▸ Work request:
The records that follow should be copied in full, exactly as they read.

··· Provided records ···
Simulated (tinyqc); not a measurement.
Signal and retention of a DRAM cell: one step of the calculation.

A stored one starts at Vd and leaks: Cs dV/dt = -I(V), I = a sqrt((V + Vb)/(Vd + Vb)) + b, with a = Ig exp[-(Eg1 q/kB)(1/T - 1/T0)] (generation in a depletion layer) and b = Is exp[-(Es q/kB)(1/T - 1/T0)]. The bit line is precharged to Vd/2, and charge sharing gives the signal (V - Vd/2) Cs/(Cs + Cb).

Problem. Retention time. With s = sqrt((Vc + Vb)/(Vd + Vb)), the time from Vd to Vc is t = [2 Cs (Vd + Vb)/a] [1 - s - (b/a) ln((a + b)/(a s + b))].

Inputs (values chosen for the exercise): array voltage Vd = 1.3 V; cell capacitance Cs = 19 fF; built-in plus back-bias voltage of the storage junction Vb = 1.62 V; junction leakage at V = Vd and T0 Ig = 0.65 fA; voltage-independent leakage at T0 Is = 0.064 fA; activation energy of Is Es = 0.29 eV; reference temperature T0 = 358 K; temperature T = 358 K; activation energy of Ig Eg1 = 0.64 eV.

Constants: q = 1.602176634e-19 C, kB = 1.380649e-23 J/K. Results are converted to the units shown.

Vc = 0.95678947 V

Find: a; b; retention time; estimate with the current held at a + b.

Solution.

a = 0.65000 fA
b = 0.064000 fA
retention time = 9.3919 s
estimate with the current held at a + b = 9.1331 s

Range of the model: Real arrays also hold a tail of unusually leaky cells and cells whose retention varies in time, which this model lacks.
···

▸ Result:
Simulated (tinyqc); not a measurement.
Signal and retention of a DRAM cell: one step of the calculation.

A stored one starts at Vd and leaks: Cs dV/dt = -I(V), I = a sqrt((V + Vb)/(Vd + Vb)) + b, with a = Ig exp[-(Eg1 q/kB)(1/T - 1/T0)] (generation in a depletion layer) and b = Is exp[-(Es q/kB)(1/T - 1/T0)]. The bit line is precharged to Vd/2, and charge sharing gives the signal (V - Vd/2) Cs/(Cs + Cb).

Problem. Retention time. With s = sqrt((Vc + Vb)/(Vd + Vb)), the time from Vd to Vc is t = [2 Cs (Vd + Vb)/a] [1 - s - (b/a) ln((a + b)/(a s + b))].

Inputs (values chosen for the exercise): array voltage Vd = 1.3 V; cell capacitance Cs = 19 fF; built-in plus back-bias voltage of the storage junction Vb = 1.62 V; junction leakage at V = Vd and T0 Ig = 0.65 fA; voltage-independent leakage at T0 Is = 0.064 fA; activation energy of Is Es = 0.29 eV; reference temperature T0 = 358 K; temperature T = 358 K; activation energy of Ig Eg1 = 0.64 eV.

Constants: q = 1.602176634e-19 C, kB = 1.380649e-23 J/K. Results are converted to the units shown.

Vc = 0.95678947 V

Find: a; b; retention time; estimate with the current held at a + b.

Solution.

a = 0.65000 fA
b = 0.064000 fA
retention time = 9.3919 s
estimate with the current held at a + b = 9.1331 s

Range of the model: Real arrays also hold a tail of unusually leaky cells and cells whose retention varies in time, which this model lacks.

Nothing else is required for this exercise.